▶ WORK TASK
In exact form, set down only those lines of the material that run from its first line to the line with "Wall time 6.7", inclusive.

▶ RAW DATA
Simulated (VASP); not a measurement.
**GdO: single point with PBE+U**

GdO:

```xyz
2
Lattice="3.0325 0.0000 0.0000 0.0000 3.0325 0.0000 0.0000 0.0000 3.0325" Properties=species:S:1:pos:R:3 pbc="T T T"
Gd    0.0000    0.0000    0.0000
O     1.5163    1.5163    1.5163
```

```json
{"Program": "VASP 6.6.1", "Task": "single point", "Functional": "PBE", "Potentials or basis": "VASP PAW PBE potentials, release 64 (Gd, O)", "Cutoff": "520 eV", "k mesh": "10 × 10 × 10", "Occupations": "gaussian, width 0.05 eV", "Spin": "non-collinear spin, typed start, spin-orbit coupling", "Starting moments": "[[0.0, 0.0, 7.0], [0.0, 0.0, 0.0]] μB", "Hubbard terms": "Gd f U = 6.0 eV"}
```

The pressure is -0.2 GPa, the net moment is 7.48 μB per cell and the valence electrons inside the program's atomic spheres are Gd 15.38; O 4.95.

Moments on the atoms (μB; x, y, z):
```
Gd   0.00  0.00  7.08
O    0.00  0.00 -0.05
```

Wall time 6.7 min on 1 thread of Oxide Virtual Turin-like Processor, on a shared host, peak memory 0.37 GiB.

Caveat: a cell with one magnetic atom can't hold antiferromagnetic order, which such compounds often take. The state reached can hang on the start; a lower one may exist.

▶ WRITTEN RESPONSE
Simulated (VASP); not a measurement.
**GdO: single point with PBE+U**

GdO:

```xyz
2
Lattice="3.0325 0.0000 0.0000 0.0000 3.0325 0.0000 0.0000 0.0000 3.0325" Properties=species:S:1:pos:R:3 pbc="T T T"
Gd    0.0000    0.0000    0.0000
O     1.5163    1.5163    1.5163
```

```json
{"Program": "VASP 6.6.1", "Task": "single point", "Functional": "PBE", "Potentials or basis": "VASP PAW PBE potentials, release 64 (Gd, O)", "Cutoff": "520 eV", "k mesh": "10 × 10 × 10", "Occupations": "gaussian, width 0.05 eV", "Spin": "non-collinear spin, typed start, spin-orbit coupling", "Starting moments": "[[0.0, 0.0, 7.0], [0.0, 0.0, 0.0]] μB", "Hubbard terms": "Gd f U = 6.0 eV"}
```

The pressure is -0.2 GPa, the net moment is 7.48 μB per cell and the valence electrons inside the program's atomic spheres are Gd 15.38; O 4.95.

Moments on the atoms (μB; x, y, z):
```
Gd   0.00  0.00  7.08
O    0.00  0.00 -0.05
```

Wall time 6.7 min on 1 thread of Oxide Virtual Turin-like Processor, on a shared host, peak memory 0.37 GiB.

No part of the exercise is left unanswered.